EXERCISE: Of all the lines in the entries below, give again exactly those starting at the line containing "A dimer, CHN" and ending at the line containing "Problem. What interaction", both ends included, and no others.

SUPPLIED DATA:
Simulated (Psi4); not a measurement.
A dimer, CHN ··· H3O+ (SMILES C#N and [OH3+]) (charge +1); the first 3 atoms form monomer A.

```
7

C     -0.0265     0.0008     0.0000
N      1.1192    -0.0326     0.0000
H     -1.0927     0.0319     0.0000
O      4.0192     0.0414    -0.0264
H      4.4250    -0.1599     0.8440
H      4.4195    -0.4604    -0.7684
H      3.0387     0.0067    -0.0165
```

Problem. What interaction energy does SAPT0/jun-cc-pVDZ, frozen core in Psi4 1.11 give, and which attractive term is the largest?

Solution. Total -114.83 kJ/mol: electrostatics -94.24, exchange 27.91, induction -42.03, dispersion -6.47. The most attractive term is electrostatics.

REPLY:
A dimer, CHN ··· H3O+ (SMILES C#N and [OH3+]) (charge +1); the first 3 atoms form monomer A.

```
7

C     -0.0265     0.0008     0.0000
N      1.1192    -0.0326     0.0000
H     -1.0927     0.0319     0.0000
O      4.0192     0.0414    -0.0264
H      4.4250    -0.1599     0.8440
H      4.4195    -0.4604    -0.7684
H      3.0387     0.0067    -0.0165
```

Problem. What interaction energy does SAPT0/jun-cc-pVDZ, frozen core in Psi4 1.11 give, and which attractive term is the largest?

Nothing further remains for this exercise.